· · · · ·

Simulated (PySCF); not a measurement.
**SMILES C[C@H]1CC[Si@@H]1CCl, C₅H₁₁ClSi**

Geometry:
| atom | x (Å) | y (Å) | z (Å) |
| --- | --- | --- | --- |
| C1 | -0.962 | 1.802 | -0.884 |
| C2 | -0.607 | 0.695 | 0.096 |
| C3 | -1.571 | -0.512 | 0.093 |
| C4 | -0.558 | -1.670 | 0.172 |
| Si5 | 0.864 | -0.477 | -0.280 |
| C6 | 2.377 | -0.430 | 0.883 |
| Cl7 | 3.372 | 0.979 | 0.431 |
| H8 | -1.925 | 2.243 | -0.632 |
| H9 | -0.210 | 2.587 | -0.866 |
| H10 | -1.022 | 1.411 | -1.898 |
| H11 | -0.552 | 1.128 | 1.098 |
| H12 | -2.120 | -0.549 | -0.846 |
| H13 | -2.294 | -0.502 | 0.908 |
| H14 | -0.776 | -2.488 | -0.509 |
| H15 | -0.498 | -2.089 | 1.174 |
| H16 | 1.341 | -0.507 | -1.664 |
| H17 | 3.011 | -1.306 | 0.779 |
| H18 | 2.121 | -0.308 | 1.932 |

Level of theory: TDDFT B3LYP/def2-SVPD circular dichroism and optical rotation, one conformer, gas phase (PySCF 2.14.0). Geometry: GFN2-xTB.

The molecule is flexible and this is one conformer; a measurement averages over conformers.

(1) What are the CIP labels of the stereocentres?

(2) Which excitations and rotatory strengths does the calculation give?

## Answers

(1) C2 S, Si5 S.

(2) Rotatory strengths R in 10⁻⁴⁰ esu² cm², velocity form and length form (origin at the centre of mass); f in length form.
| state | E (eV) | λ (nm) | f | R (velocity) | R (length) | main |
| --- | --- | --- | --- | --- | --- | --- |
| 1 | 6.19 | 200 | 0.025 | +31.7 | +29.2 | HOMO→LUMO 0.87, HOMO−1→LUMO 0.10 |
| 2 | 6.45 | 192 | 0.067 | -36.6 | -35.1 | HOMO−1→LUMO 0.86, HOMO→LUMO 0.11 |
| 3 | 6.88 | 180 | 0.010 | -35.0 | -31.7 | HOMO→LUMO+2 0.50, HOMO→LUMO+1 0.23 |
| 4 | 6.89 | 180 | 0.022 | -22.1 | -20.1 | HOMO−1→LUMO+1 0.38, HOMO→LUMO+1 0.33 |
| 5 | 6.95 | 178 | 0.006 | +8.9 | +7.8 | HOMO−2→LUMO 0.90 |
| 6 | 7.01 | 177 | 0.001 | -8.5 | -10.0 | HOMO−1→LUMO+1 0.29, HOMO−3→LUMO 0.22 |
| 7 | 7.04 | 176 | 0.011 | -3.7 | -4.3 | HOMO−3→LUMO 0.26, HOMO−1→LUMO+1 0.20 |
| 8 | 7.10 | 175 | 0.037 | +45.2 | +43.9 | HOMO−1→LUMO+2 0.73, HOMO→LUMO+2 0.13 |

· · · · ·

#### WORK TASK
Your answer must be the lines from the first line of the entries above through the line that contains "-0.430 | 0.883 |", written out exactly.

#### TASK ANSWER
Simulated (PySCF); not a measurement.
**SMILES C[C@H]1CC[Si@@H]1CCl, C₅H₁₁ClSi**

Geometry:
| atom | x (Å) | y (Å) | z (Å) |
| --- | --- | --- | --- |
| C1 | -0.962 | 1.802 | -0.884 |
| C2 | -0.607 | 0.695 | 0.096 |
| C3 | -1.571 | -0.512 | 0.093 |
| C4 | -0.558 | -1.670 | 0.172 |
| Si5 | 0.864 | -0.477 | -0.280 |
| C6 | 2.377 | -0.430 | 0.883 |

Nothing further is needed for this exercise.